Task item: Could you retype the entries exactly as they are?

Extracted information:
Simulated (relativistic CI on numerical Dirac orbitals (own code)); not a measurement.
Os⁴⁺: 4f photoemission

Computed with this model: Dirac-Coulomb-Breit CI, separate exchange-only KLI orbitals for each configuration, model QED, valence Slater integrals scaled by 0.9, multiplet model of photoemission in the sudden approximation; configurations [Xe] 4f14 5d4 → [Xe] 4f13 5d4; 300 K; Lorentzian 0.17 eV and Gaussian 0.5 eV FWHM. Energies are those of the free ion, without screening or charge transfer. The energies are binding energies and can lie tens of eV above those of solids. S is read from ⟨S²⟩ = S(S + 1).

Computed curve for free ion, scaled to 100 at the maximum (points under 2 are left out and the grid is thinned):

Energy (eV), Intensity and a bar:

Response box:
Simulated (relativistic CI on numerical Dirac orbitals (own code)); not a measurement.
Os⁴⁺: 4f photoemission

Computed with this model: Dirac-Coulomb-Breit CI, separate exchange-only KLI orbitals for each configuration, model QED, valence Slater integrals scaled by 0.9, multiplet model of photoemission in the sudden approximation; configurations [Xe] 4f14 5d4 → [Xe] 4f13 5d4; 300 K; Lorentzian 0.17 eV and Gaussian 0.5 eV FWHM. Energies are those of the free ion, without screening or charge transfer. The energies are binding energies and can lie tens of eV above those of solids. S is read from ⟨S²⟩ = S(S + 1).

Computed curve for free ion, scaled to 100 at the maximum (points under 2 are left out and the grid is thinned):

Energy (eV), Intensity and a bar:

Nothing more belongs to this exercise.